▸ Work instruction
Print the first line of the records below and every line after it, up to and including the line with "Rows in 3-21G". Print nothing else.

▸ Data provided
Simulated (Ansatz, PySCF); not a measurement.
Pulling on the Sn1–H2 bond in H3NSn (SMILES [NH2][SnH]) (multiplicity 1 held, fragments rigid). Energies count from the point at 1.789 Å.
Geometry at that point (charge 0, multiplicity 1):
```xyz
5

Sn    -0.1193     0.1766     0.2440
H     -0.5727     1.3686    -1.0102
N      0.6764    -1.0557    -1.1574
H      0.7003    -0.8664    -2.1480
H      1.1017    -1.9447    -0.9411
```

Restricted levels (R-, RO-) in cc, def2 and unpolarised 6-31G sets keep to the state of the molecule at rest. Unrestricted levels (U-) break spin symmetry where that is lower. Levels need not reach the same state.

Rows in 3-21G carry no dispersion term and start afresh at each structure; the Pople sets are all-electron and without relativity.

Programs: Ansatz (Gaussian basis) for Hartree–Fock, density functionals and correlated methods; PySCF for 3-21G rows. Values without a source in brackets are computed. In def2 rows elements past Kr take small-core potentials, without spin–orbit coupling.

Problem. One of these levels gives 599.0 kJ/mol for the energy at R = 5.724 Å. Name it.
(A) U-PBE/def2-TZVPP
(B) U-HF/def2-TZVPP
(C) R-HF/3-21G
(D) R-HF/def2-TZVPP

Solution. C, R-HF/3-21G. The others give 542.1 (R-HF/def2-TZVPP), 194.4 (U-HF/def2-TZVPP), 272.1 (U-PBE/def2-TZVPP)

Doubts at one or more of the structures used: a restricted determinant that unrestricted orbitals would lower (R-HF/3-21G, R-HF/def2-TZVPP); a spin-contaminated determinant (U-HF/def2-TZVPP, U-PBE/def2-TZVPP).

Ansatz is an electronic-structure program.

▸ Exercise output
Simulated (Ansatz, PySCF); not a measurement.
Pulling on the Sn1–H2 bond in H3NSn (SMILES [NH2][SnH]) (multiplicity 1 held, fragments rigid). Energies count from the point at 1.789 Å.
Geometry at that point (charge 0, multiplicity 1):
```xyz
5

Sn    -0.1193     0.1766     0.2440
H     -0.5727     1.3686    -1.0102
N      0.6764    -1.0557    -1.1574
H      0.7003    -0.8664    -2.1480
H      1.1017    -1.9447    -0.9411
```

Restricted levels (R-, RO-) in cc, def2 and unpolarised 6-31G sets keep to the state of the molecule at rest. Unrestricted levels (U-) break spin symmetry where that is lower. Levels need not reach the same state.

Rows in 3-21G carry no dispersion term and start afresh at each structure; the Pople sets are all-electron and without relativity.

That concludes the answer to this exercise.